From the opening line of the records through the line bearing "Lattice parameters: a", set down every line exactly.

Top of DATA EXTRACT

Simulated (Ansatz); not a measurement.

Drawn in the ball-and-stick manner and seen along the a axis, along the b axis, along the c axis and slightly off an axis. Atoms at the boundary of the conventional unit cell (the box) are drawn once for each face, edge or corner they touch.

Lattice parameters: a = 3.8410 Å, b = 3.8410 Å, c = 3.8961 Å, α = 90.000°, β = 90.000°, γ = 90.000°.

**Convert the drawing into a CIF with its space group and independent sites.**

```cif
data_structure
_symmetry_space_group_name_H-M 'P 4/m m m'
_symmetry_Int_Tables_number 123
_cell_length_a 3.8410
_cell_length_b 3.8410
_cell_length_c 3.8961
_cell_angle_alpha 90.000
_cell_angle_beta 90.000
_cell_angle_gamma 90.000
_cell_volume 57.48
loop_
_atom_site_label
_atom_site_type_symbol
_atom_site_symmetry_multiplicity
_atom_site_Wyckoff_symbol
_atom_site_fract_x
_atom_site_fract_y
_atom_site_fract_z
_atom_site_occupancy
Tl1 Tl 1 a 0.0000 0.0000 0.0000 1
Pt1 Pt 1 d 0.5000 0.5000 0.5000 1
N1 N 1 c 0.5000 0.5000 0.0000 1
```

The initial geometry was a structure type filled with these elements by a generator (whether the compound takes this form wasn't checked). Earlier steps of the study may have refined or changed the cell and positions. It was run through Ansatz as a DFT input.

Bottom of DATA EXTRACT

### WRITTEN SOLUTION
Simulated (Ansatz); not a measurement.

Drawn in the ball-and-stick manner and seen along the a axis, along the b axis, along the c axis and slightly off an axis. Atoms at the boundary of the conventional unit cell (the box) are drawn once for each face, edge or corner they touch.

Lattice parameters: a = 3.8410 Å, b = 3.8410 Å, c = 3.8961 Å, α = 90.000°, β = 90.000°, γ = 90.000°.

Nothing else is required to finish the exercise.